Start of MATERIAL SHOWN

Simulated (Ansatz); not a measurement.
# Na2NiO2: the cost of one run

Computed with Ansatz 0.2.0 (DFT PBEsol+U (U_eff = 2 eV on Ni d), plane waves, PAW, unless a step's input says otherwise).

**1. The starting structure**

End of MATERIAL SHOWN

### REQUIREMENT
Send back each record exactly as it stands.

### WRITTEN REPLY
Simulated (Ansatz); not a measurement.
# Na2NiO2: the cost of one run

Computed with Ansatz 0.2.0 (DFT PBEsol+U (U_eff = 2 eV on Ni d), plane waves, PAW, unless a step's input says otherwise).

**1. The starting structure**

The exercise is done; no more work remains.